Record set >>
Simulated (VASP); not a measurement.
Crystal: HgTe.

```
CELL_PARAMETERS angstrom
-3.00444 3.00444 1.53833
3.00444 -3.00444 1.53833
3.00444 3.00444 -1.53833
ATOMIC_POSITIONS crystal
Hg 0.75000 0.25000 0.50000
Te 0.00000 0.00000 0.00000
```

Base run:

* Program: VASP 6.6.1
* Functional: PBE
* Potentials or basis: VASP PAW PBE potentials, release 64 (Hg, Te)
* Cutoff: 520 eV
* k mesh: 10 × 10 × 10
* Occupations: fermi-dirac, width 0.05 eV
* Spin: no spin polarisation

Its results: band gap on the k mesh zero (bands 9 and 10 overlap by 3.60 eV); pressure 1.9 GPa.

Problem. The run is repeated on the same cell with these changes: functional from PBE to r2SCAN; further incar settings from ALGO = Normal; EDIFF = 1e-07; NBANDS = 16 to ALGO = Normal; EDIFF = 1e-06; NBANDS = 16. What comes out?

Action item >>
Nothing may be omitted or altered; reproduce all of the entries.

Answer space >>
Simulated (VASP); not a measurement.
Crystal: HgTe.

```
CELL_PARAMETERS angstrom
-3.00444 3.00444 1.53833
3.00444 -3.00444 1.53833
3.00444 3.00444 -1.53833
ATOMIC_POSITIONS crystal
Hg 0.75000 0.25000 0.50000
Te 0.00000 0.00000 0.00000
```

Base run:

* Program: VASP 6.6.1
* Functional: PBE
* Potentials or basis: VASP PAW PBE potentials, release 64 (Hg, Te)
* Cutoff: 520 eV
* k mesh: 10 × 10 × 10
* Occupations: fermi-dirac, width 0.05 eV
* Spin: no spin polarisation

Its results: band gap on the k mesh zero (bands 9 and 10 overlap by 3.60 eV); pressure 1.9 GPa.

Problem. The run is repeated on the same cell with these changes: functional from PBE to r2SCAN; further incar settings from ALGO = Normal; EDIFF = 1e-07; NBANDS = 16 to ALGO = Normal; EDIFF = 1e-06; NBANDS = 16. What comes out?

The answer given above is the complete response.